The lines from the start of the records through the one containing "spin multiplicity 1." are to be transcribed exactly, and nothing else.

──────────

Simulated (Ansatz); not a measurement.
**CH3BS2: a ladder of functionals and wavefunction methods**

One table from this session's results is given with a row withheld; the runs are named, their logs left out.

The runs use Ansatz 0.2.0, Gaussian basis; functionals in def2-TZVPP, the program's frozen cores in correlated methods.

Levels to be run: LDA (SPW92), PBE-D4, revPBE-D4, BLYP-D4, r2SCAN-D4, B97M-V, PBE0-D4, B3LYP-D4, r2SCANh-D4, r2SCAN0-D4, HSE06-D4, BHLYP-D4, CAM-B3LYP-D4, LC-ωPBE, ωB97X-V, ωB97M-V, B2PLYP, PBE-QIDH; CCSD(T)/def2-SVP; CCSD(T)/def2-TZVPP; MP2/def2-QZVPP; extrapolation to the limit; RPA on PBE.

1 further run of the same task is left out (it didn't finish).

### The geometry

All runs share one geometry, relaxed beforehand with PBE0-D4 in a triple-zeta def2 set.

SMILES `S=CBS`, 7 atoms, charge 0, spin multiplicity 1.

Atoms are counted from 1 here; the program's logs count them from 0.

──────────

ANSWER SPACE:
Simulated (Ansatz); not a measurement.
**CH3BS2: a ladder of functionals and wavefunction methods**

One table from this session's results is given with a row withheld; the runs are named, their logs left out.

The runs use Ansatz 0.2.0, Gaussian basis; functionals in def2-TZVPP, the program's frozen cores in correlated methods.

Levels to be run: LDA (SPW92), PBE-D4, revPBE-D4, BLYP-D4, r2SCAN-D4, B97M-V, PBE0-D4, B3LYP-D4, r2SCANh-D4, r2SCAN0-D4, HSE06-D4, BHLYP-D4, CAM-B3LYP-D4, LC-ωPBE, ωB97X-V, ωB97M-V, B2PLYP, PBE-QIDH; CCSD(T)/def2-SVP; CCSD(T)/def2-TZVPP; MP2/def2-QZVPP; extrapolation to the limit; RPA on PBE.

1 further run of the same task is left out (it didn't finish).

### The geometry

All runs share one geometry, relaxed beforehand with PBE0-D4 in a triple-zeta def2 set.

SMILES `S=CBS`, 7 atoms, charge 0, spin multiplicity 1.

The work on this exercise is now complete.